** Provided records **
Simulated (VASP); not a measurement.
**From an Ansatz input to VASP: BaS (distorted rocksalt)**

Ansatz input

** Required action **
Reproduce the entries in full, exactly as written.

** Response area **
Simulated (VASP); not a measurement.
**From an Ansatz input to VASP: BaS (distorted rocksalt)**

Ansatz input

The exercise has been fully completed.